_Work item_:
Record by record, give the entire listing again exactly.

_Entries provided_:

■ ■ ■ ■ ■ ■ ■

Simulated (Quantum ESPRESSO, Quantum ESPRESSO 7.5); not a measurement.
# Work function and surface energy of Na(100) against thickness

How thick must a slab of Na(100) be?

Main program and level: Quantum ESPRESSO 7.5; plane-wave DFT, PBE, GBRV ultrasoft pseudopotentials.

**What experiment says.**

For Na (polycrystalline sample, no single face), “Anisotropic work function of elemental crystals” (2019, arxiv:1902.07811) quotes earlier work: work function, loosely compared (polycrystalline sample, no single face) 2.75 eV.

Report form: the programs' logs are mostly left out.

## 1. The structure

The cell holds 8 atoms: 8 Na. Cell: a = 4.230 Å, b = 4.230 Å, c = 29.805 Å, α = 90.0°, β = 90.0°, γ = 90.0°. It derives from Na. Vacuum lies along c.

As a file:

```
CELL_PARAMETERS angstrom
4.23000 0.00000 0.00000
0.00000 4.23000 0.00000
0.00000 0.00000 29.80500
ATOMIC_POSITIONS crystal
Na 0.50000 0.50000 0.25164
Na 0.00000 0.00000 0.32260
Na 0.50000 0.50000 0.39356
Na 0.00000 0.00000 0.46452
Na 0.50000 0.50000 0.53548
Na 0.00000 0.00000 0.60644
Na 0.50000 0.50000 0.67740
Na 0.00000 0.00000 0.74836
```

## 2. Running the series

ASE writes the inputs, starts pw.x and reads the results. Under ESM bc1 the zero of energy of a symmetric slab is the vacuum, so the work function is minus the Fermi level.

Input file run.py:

■ ■ ■ ■ ■ ■ ■

_Written reply_:
Simulated (Quantum ESPRESSO, Quantum ESPRESSO 7.5); not a measurement.
# Work function and surface energy of Na(100) against thickness

How thick must a slab of Na(100) be?

Main program and level: Quantum ESPRESSO 7.5; plane-wave DFT, PBE, GBRV ultrasoft pseudopotentials.

**What experiment says.**

For Na (polycrystalline sample, no single face), “Anisotropic work function of elemental crystals” (2019, arxiv:1902.07811) quotes earlier work: work function, loosely compared (polycrystalline sample, no single face) 2.75 eV.

Report form: the programs' logs are mostly left out.

## 1. The structure

The cell holds 8 atoms: 8 Na. Cell: a = 4.230 Å, b = 4.230 Å, c = 29.805 Å, α = 90.0°, β = 90.0°, γ = 90.0°. It derives from Na. Vacuum lies along c.

As a file:

```
CELL_PARAMETERS angstrom
4.23000 0.00000 0.00000
0.00000 4.23000 0.00000
0.00000 0.00000 29.80500
ATOMIC_POSITIONS crystal
Na 0.50000 0.50000 0.25164
Na 0.00000 0.00000 0.32260
Na 0.50000 0.50000 0.39356
Na 0.00000 0.00000 0.46452
Na 0.50000 0.50000 0.53548
Na 0.00000 0.00000 0.60644
Na 0.50000 0.50000 0.67740
Na 0.00000 0.00000 0.74836
```

## 2. Running the series

ASE writes the inputs, starts pw.x and reads the results. Under ESM bc1 the zero of energy of a symmetric slab is the vacuum, so the work function is minus the Fermi level.

Input file run.py:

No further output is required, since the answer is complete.